--- Provided information ---
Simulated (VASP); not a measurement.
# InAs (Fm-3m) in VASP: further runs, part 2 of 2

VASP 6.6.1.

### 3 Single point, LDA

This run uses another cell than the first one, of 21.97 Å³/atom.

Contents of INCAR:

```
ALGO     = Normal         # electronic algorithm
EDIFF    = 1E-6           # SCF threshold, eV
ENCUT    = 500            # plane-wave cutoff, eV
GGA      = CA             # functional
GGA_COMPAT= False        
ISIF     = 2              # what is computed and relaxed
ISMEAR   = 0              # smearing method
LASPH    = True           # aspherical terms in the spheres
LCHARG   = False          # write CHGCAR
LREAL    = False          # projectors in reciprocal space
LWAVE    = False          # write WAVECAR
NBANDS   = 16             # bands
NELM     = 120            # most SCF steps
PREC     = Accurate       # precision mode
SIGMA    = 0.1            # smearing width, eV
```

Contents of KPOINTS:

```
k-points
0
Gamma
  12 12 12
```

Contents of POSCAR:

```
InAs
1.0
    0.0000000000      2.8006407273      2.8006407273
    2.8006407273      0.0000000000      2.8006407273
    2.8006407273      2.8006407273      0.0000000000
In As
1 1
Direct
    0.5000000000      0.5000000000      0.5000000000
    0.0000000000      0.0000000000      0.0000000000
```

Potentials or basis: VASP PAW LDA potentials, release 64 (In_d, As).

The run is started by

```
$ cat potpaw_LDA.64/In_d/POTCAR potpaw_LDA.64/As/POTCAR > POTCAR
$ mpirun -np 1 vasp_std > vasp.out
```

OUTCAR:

--- Assignment ---
In the records above, find the line containing "The run is started by" and restate word for word every line from the first through that one.

--- Your response ---
Simulated (VASP); not a measurement.
# InAs (Fm-3m) in VASP: further runs, part 2 of 2

VASP 6.6.1.

### 3 Single point, LDA

This run uses another cell than the first one, of 21.97 Å³/atom.

Contents of INCAR:

```
ALGO     = Normal         # electronic algorithm
EDIFF    = 1E-6           # SCF threshold, eV
ENCUT    = 500            # plane-wave cutoff, eV
GGA      = CA             # functional
GGA_COMPAT= False        
ISIF     = 2              # what is computed and relaxed
ISMEAR   = 0              # smearing method
LASPH    = True           # aspherical terms in the spheres
LCHARG   = False          # write CHGCAR
LREAL    = False          # projectors in reciprocal space
LWAVE    = False          # write WAVECAR
NBANDS   = 16             # bands
NELM     = 120            # most SCF steps
PREC     = Accurate       # precision mode
SIGMA    = 0.1            # smearing width, eV
```

Contents of KPOINTS:

```
k-points
0
Gamma
  12 12 12
```

Contents of POSCAR:

```
InAs
1.0
    0.0000000000      2.8006407273      2.8006407273
    2.8006407273      0.0000000000      2.8006407273
    2.8006407273      2.8006407273      0.0000000000
In As
1 1
Direct
    0.5000000000      0.5000000000      0.5000000000
    0.0000000000      0.0000000000      0.0000000000
```

Potentials or basis: VASP PAW LDA potentials, release 64 (In_d, As).

The run is started by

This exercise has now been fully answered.